• EXTRACTED RECORDS:
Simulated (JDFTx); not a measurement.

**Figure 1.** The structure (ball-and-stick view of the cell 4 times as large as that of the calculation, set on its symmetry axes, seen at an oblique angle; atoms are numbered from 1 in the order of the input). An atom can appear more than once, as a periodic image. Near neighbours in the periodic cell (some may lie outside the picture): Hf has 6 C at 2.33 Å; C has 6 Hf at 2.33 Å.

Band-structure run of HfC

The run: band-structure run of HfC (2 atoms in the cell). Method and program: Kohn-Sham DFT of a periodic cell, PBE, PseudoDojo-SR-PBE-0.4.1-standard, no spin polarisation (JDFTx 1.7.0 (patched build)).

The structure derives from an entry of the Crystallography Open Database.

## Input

• WORK INSTRUCTION:
Transcribe the entire listing above exactly.

• EXERCISE OUTPUT:
Simulated (JDFTx); not a measurement.

**Figure 1.** The structure (ball-and-stick view of the cell 4 times as large as that of the calculation, set on its symmetry axes, seen at an oblique angle; atoms are numbered from 1 in the order of the input). An atom can appear more than once, as a periodic image. Near neighbours in the periodic cell (some may lie outside the picture): Hf has 6 C at 2.33 Å; C has 6 Hf at 2.33 Å.

Band-structure run of HfC

The run: band-structure run of HfC (2 atoms in the cell). Method and program: Kohn-Sham DFT of a periodic cell, PBE, PseudoDojo-SR-PBE-0.4.1-standard, no spin polarisation (JDFTx 1.7.0 (patched build)).

The structure derives from an entry of the Crystallography Open Database.

## Input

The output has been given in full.